**STORED DATA:**
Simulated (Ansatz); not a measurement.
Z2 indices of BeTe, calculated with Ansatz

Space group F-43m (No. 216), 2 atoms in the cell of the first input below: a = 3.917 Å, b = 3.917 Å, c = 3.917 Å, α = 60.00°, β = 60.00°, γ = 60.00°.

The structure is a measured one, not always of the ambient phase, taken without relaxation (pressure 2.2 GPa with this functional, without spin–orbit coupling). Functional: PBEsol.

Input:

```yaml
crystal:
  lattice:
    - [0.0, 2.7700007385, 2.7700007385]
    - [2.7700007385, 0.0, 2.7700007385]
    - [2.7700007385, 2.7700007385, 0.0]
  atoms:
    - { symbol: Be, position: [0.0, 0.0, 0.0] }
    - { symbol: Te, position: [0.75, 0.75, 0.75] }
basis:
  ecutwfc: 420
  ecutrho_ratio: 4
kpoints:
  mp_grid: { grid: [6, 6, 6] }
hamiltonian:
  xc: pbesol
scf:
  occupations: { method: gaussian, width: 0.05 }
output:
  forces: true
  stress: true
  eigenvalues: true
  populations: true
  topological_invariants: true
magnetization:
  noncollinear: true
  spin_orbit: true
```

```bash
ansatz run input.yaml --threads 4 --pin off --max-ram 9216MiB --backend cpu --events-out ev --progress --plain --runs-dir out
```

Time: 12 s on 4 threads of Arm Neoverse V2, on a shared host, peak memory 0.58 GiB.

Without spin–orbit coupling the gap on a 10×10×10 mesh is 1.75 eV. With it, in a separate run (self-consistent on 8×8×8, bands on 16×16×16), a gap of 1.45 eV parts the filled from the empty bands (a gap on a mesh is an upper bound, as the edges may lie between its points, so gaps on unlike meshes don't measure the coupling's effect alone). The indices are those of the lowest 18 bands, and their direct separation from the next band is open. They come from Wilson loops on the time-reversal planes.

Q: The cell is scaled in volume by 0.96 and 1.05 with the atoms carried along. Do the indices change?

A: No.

**ACTION ITEM:**
Find "Without spin–orbit coupling the" in the entries above and copy that whole line exactly, then each line after it through the line that contains "Q: The cell".

**TASK ANSWER:**
Without spin–orbit coupling the gap on a 10×10×10 mesh is 1.75 eV. With it, in a separate run (self-consistent on 8×8×8, bands on 16×16×16), a gap of 1.45 eV parts the filled from the empty bands (a gap on a mesh is an upper bound, as the edges may lie between its points, so gaps on unlike meshes don't measure the coupling's effect alone). The indices are those of the lowest 18 bands, and their direct separation from the next band is open. They come from Wilson loops on the time-reversal planes.

Q: The cell is scaled in volume by 0.96 and 1.05 with the atoms carried along. Do the indices change?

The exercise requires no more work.